→ REQUIRED ACTION
Copy out the listing that follows in its entirety, keeping it exactly the same.

→ DATA EXTRACT
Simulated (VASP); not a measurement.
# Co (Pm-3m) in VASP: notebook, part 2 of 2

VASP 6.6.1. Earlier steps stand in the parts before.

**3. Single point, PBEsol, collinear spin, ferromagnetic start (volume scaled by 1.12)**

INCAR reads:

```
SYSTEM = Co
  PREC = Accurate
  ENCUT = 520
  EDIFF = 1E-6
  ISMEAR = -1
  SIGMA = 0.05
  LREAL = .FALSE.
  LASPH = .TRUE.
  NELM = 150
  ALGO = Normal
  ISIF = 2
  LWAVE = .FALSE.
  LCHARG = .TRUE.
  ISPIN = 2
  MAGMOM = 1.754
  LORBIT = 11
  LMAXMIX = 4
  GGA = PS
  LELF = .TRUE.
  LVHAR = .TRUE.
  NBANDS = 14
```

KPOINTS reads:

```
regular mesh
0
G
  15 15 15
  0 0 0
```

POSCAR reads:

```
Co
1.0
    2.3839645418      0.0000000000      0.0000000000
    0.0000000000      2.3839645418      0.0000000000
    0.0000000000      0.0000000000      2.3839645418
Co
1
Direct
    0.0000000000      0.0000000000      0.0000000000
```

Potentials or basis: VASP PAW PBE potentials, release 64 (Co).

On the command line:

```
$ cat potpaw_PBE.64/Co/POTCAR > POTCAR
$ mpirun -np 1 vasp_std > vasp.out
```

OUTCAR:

→ ANSWER SPACE
Simulated (VASP); not a measurement.
# Co (Pm-3m) in VASP: notebook, part 2 of 2

VASP 6.6.1. Earlier steps stand in the parts before.

**3. Single point, PBEsol, collinear spin, ferromagnetic start (volume scaled by 1.12)**

INCAR reads:

```
SYSTEM = Co
  PREC = Accurate
  ENCUT = 520
  EDIFF = 1E-6
  ISMEAR = -1
  SIGMA = 0.05
  LREAL = .FALSE.
  LASPH = .TRUE.
  NELM = 150
  ALGO = Normal
  ISIF = 2
  LWAVE = .FALSE.
  LCHARG = .TRUE.
  ISPIN = 2
  MAGMOM = 1.754
  LORBIT = 11
  LMAXMIX = 4
  GGA = PS
  LELF = .TRUE.
  LVHAR = .TRUE.
  NBANDS = 14
```

KPOINTS reads:

```
regular mesh
0
G
  15 15 15
  0 0 0
```

POSCAR reads:

```
Co
1.0
    2.3839645418      0.0000000000      0.0000000000
    0.0000000000      2.3839645418      0.0000000000
    0.0000000000      0.0000000000      2.3839645418
Co
1
Direct
    0.0000000000      0.0000000000      0.0000000000
```

Potentials or basis: VASP PAW PBE potentials, release 64 (Co).

On the command line:

```
$ cat potpaw_PBE.64/Co/POTCAR > POTCAR
$ mpirun -np 1 vasp_std > vasp.out
```

OUTCAR:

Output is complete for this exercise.